+++ GIVEN ENTRIES +++

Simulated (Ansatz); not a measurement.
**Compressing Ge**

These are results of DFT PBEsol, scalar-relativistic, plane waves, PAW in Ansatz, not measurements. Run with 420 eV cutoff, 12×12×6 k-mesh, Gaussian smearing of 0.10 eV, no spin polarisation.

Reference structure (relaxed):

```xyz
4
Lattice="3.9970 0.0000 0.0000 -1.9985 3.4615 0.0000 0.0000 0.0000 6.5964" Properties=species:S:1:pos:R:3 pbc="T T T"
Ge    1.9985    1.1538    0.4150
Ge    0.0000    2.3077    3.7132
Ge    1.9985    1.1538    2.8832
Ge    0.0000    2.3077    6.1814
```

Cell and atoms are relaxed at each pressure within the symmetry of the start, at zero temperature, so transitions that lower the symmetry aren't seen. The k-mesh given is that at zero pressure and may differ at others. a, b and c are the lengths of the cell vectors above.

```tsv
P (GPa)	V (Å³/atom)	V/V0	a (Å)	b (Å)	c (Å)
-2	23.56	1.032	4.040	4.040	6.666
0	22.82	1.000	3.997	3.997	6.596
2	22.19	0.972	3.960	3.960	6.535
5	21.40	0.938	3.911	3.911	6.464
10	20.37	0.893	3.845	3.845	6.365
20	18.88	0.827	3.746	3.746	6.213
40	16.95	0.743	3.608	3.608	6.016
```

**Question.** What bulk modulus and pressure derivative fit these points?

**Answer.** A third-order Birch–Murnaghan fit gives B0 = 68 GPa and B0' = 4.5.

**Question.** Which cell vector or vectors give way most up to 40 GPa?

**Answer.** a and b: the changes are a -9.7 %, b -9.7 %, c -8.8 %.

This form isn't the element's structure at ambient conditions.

+++

Starting at the top of the listing above, repeat every line exactly until the line that contains "fit these points?" has been repeated too.

EXERCISE SOLUTION:
Simulated (Ansatz); not a measurement.
**Compressing Ge**

These are results of DFT PBEsol, scalar-relativistic, plane waves, PAW in Ansatz, not measurements. Run with 420 eV cutoff, 12×12×6 k-mesh, Gaussian smearing of 0.10 eV, no spin polarisation.

Reference structure (relaxed):

```xyz
4
Lattice="3.9970 0.0000 0.0000 -1.9985 3.4615 0.0000 0.0000 0.0000 6.5964" Properties=species:S:1:pos:R:3 pbc="T T T"
Ge    1.9985    1.1538    0.4150
Ge    0.0000    2.3077    3.7132
Ge    1.9985    1.1538    2.8832
Ge    0.0000    2.3077    6.1814
```

Cell and atoms are relaxed at each pressure within the symmetry of the start, at zero temperature, so transitions that lower the symmetry aren't seen. The k-mesh given is that at zero pressure and may differ at others. a, b and c are the lengths of the cell vectors above.

```tsv
P (GPa)	V (Å³/atom)	V/V0	a (Å)	b (Å)	c (Å)
-2	23.56	1.032	4.040	4.040	6.666
0	22.82	1.000	3.997	3.997	6.596
2	22.19	0.972	3.960	3.960	6.535
5	21.40	0.938	3.911	3.911	6.464
10	20.37	0.893	3.845	3.845	6.365
20	18.88	0.827	3.746	3.746	6.213
40	16.95	0.743	3.608	3.608	6.016
```

**Question.** What bulk modulus and pressure derivative fit these points?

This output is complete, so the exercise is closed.